- [Information given]
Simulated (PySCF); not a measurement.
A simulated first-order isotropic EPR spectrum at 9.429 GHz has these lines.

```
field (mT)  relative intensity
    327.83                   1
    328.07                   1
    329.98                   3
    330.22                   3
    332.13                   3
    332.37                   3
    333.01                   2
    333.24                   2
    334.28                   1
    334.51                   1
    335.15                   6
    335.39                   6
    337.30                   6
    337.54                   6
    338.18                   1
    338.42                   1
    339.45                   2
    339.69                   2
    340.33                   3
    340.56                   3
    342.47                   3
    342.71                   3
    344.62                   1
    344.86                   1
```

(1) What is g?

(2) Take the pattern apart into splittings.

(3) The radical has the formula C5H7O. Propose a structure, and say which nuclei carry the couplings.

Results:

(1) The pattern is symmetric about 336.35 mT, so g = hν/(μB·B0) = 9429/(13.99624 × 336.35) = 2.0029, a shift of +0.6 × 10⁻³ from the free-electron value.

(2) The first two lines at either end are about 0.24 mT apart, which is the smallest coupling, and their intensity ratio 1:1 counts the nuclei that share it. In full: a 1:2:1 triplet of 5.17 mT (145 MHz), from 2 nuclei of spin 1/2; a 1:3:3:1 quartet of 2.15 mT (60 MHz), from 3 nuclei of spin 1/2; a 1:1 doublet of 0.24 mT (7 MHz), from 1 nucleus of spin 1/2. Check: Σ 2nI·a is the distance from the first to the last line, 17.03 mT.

- [Work order] With nothing left out, copy every record exactly.

- [Exercise answer]
Simulated (PySCF); not a measurement.
A simulated first-order isotropic EPR spectrum at 9.429 GHz has these lines.

```
field (mT)  relative intensity
    327.83                   1
    328.07                   1
    329.98                   3
    330.22                   3
    332.13                   3
    332.37                   3
    333.01                   2
    333.24                   2
    334.28                   1
    334.51                   1
    335.15                   6
    335.39                   6
    337.30                   6
    337.54                   6
    338.18                   1
    338.42                   1
    339.45                   2
    339.69                   2
    340.33                   3
    340.56                   3
    342.47                   3
    342.71                   3
    344.62                   1
    344.86                   1
```

(1) What is g?

(2) Take the pattern apart into splittings.

(3) The radical has the formula C5H7O. Propose a structure, and say which nuclei carry the couplings.

Results:

(1) The pattern is symmetric about 336.35 mT, so g = hν/(μB·B0) = 9429/(13.99624 × 336.35) = 2.0029, a shift of +0.6 × 10⁻³ from the free-electron value.

(2) The first two lines at either end are about 0.24 mT apart, which is the smallest coupling, and their intensity ratio 1:1 counts the nuclei that share it. In full: a 1:2:1 triplet of 5.17 mT (145 MHz), from 2 nuclei of spin 1/2; a 1:3:3:1 quartet of 2.15 mT (60 MHz), from 3 nuclei of spin 1/2; a 1:1 doublet of 0.24 mT (7 MHz), from 1 nucleus of spin 1/2. Check: Σ 2nI·a is the distance from the first to the last line, 17.03 mT.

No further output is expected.